> ACTIVITY: Lines from the beginning of the data through the line containing "0.0115 | -0.052 |" are to be copied exactly, with no other line included.

┌──
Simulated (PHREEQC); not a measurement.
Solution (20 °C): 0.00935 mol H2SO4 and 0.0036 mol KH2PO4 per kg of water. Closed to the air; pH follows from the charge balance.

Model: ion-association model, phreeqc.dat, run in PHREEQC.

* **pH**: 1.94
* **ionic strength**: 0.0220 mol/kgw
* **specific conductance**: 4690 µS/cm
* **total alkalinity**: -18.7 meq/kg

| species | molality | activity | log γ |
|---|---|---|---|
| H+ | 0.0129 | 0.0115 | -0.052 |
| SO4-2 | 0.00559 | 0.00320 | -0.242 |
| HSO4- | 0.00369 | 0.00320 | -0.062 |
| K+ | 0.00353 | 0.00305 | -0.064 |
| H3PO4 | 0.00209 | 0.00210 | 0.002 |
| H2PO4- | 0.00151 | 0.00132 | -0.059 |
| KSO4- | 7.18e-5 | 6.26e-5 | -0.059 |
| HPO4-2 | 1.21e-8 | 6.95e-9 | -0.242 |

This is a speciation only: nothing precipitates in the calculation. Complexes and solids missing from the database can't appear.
└──

> WORKED SOLUTION:
Simulated (PHREEQC); not a measurement.
Solution (20 °C): 0.00935 mol H2SO4 and 0.0036 mol KH2PO4 per kg of water. Closed to the air; pH follows from the charge balance.

Model: ion-association model, phreeqc.dat, run in PHREEQC.

* **pH**: 1.94
* **ionic strength**: 0.0220 mol/kgw
* **specific conductance**: 4690 µS/cm
* **total alkalinity**: -18.7 meq/kg

| species | molality | activity | log γ |
|---|---|---|---|
| H+ | 0.0129 | 0.0115 | -0.052 |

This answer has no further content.